Data for review:
════════════════════

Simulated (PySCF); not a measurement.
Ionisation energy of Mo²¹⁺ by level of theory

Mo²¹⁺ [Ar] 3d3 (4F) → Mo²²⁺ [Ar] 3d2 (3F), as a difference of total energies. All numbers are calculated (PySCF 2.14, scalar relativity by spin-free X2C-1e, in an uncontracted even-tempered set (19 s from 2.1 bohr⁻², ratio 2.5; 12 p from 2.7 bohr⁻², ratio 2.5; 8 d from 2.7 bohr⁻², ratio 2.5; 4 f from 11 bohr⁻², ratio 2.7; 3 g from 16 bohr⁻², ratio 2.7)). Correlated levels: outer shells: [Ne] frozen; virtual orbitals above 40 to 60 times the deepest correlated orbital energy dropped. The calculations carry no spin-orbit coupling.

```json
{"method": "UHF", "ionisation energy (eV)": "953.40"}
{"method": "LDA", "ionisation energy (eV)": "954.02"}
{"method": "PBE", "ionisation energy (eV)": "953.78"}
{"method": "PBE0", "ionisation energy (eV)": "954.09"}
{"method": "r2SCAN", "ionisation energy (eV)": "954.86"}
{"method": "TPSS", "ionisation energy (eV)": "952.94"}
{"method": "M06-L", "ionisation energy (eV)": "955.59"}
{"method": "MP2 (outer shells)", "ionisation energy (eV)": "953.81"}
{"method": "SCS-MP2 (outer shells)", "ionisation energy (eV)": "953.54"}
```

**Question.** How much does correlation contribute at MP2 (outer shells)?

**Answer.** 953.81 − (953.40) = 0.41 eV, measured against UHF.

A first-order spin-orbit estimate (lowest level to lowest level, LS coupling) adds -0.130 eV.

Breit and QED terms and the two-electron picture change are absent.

════════════════════

Work request: Using the data above, reproduce exactly the lines from the line that contains "measured against UHF." through the line that contains "A first-order spin-orbit", including both.

Answer section:
**Answer.** 953.81 − (953.40) = 0.41 eV, measured against UHF.

A first-order spin-orbit estimate (lowest level to lowest level, LS coupling) adds -0.130 eV.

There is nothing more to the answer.